> [Work item]: Below are several records. Retype exactly those lines running from the one with "Crystal: Mg." through the one with "15 × 15 × 4 |", end lines included, and no others.

> [Provided information]:
------------------------------------------------

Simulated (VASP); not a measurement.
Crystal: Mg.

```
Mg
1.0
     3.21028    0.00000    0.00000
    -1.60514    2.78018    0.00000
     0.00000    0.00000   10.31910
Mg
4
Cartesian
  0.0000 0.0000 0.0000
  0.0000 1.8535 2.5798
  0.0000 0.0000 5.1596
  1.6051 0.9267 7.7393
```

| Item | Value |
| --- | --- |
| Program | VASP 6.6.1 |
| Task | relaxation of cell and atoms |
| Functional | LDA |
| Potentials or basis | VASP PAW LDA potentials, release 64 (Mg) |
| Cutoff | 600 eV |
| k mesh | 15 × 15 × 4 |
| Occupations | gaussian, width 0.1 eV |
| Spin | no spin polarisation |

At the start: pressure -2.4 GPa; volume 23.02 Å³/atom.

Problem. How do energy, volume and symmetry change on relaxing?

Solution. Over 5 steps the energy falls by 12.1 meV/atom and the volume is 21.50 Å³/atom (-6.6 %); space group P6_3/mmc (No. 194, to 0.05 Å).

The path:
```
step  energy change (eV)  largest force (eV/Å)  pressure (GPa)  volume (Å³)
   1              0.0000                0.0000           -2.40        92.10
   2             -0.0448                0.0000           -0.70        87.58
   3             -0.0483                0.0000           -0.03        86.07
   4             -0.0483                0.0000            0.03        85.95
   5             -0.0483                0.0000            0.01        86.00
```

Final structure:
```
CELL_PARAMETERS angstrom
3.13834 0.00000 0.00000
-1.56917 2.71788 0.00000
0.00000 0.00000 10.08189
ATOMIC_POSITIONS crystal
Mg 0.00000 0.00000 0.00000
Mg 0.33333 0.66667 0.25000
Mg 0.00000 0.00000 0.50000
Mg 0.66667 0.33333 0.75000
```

------------------------------------------------

> [Task response]:
Crystal: Mg.

```
Mg
1.0
     3.21028    0.00000    0.00000
    -1.60514    2.78018    0.00000
     0.00000    0.00000   10.31910
Mg
4
Cartesian
  0.0000 0.0000 0.0000
  0.0000 1.8535 2.5798
  0.0000 0.0000 5.1596
  1.6051 0.9267 7.7393
```

| Item | Value |
| --- | --- |
| Program | VASP 6.6.1 |
| Task | relaxation of cell and atoms |
| Functional | LDA |
| Potentials or basis | VASP PAW LDA potentials, release 64 (Mg) |
| Cutoff | 600 eV |
| k mesh | 15 × 15 × 4 |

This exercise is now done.